Print all the records exactly as they stand.

= Beginning of Section =
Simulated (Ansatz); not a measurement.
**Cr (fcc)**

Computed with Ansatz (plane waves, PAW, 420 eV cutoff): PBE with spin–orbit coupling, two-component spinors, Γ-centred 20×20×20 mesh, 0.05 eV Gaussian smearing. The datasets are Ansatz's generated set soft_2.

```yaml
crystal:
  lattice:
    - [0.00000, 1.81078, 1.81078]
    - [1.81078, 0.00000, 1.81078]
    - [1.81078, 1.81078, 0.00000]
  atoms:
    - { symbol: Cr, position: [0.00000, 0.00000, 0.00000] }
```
= End of Section =

RESPONSE AREA:
Simulated (Ansatz); not a measurement.
**Cr (fcc)**

Computed with Ansatz (plane waves, PAW, 420 eV cutoff): PBE with spin–orbit coupling, two-component spinors, Γ-centred 20×20×20 mesh, 0.05 eV Gaussian smearing. The datasets are Ansatz's generated set soft_2.

```yaml
crystal:
  lattice:
    - [0.00000, 1.81078, 1.81078]
    - [1.81078, 0.00000, 1.81078]
    - [1.81078, 1.81078, 0.00000]
  atoms:
    - { symbol: Cr, position: [0.00000, 0.00000, 0.00000] }
```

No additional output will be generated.